§ **Data extracts**

▼

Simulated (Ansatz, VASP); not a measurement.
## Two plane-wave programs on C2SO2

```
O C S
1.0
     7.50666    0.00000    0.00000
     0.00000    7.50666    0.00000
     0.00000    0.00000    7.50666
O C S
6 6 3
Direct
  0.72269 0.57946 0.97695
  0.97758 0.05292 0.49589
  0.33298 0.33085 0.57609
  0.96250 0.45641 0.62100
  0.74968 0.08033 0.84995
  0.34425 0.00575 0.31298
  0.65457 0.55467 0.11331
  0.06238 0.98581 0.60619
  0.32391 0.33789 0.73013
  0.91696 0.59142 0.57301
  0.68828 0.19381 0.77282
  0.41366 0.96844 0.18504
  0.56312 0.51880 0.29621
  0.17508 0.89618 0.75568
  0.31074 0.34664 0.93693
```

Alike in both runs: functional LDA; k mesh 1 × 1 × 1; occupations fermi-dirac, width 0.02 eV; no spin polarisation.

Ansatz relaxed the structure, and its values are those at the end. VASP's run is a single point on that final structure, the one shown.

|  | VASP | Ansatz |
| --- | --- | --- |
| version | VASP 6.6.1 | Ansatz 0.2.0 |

▲

§ **Work item**
What is needed is an exact repetition of all the entries above.

§ **Response area**
Simulated (Ansatz, VASP); not a measurement.
## Two plane-wave programs on C2SO2

```
O C S
1.0
     7.50666    0.00000    0.00000
     0.00000    7.50666    0.00000
     0.00000    0.00000    7.50666
O C S
6 6 3
Direct
  0.72269 0.57946 0.97695
  0.97758 0.05292 0.49589
  0.33298 0.33085 0.57609
  0.96250 0.45641 0.62100
  0.74968 0.08033 0.84995
  0.34425 0.00575 0.31298
  0.65457 0.55467 0.11331
  0.06238 0.98581 0.60619
  0.32391 0.33789 0.73013
  0.91696 0.59142 0.57301
  0.68828 0.19381 0.77282
  0.41366 0.96844 0.18504
  0.56312 0.51880 0.29621
  0.17508 0.89618 0.75568
  0.31074 0.34664 0.93693
```

Alike in both runs: functional LDA; k mesh 1 × 1 × 1; occupations fermi-dirac, width 0.02 eV; no spin polarisation.

Ansatz relaxed the structure, and its values are those at the end. VASP's run is a single point on that final structure, the one shown.

|  | VASP | Ansatz |
| --- | --- | --- |
| version | VASP 6.6.1 | Ansatz 0.2.0 |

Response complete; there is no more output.